§ Source data:
•••

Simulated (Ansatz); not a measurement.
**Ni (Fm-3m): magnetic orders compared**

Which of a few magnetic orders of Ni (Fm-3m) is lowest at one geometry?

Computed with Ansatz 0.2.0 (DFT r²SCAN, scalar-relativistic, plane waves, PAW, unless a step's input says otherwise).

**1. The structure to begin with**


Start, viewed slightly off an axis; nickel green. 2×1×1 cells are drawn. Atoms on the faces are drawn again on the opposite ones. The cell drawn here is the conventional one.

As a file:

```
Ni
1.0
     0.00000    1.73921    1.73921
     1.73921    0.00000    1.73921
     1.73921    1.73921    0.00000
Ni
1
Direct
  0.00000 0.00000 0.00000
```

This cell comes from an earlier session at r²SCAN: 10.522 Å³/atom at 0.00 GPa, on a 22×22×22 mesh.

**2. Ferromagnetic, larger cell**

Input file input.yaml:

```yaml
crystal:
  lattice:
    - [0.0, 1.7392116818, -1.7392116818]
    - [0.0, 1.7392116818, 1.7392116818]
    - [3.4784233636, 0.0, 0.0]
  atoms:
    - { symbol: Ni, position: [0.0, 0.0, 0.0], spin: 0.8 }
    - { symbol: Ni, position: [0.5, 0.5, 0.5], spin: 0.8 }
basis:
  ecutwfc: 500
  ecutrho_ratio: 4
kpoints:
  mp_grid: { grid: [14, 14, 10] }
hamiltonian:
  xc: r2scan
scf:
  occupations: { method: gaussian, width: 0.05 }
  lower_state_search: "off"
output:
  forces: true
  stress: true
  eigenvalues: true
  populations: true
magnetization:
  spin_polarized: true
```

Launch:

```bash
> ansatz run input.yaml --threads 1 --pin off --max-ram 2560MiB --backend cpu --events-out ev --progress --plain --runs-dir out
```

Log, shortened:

•••

§ Required action: Print the listing above from its first line through the line with "Computed with Ansatz", and stop there.

§ Task solution:
Simulated (Ansatz); not a measurement.
**Ni (Fm-3m): magnetic orders compared**

Which of a few magnetic orders of Ni (Fm-3m) is lowest at one geometry?

Computed with Ansatz 0.2.0 (DFT r²SCAN, scalar-relativistic, plane waves, PAW, unless a step's input says otherwise).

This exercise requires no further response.